» WORK ORDER: An exact reproduction of all the entries is what the answer must contain.

((
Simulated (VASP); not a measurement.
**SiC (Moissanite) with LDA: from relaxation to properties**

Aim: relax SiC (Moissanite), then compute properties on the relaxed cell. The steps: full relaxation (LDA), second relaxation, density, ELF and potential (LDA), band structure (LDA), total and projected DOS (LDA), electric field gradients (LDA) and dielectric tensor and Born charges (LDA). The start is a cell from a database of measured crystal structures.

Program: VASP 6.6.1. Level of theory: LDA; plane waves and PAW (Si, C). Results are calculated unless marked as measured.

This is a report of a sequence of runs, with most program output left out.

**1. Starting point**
))

» EXPECTED ANSWER:
Simulated (VASP); not a measurement.
**SiC (Moissanite) with LDA: from relaxation to properties**

Aim: relax SiC (Moissanite), then compute properties on the relaxed cell. The steps: full relaxation (LDA), second relaxation, density, ELF and potential (LDA), band structure (LDA), total and projected DOS (LDA), electric field gradients (LDA) and dielectric tensor and Born charges (LDA). The start is a cell from a database of measured crystal structures.

Program: VASP 6.6.1. Level of theory: LDA; plane waves and PAW (Si, C). Results are calculated unless marked as measured.

This is a report of a sequence of runs, with most program output left out.

**1. Starting point**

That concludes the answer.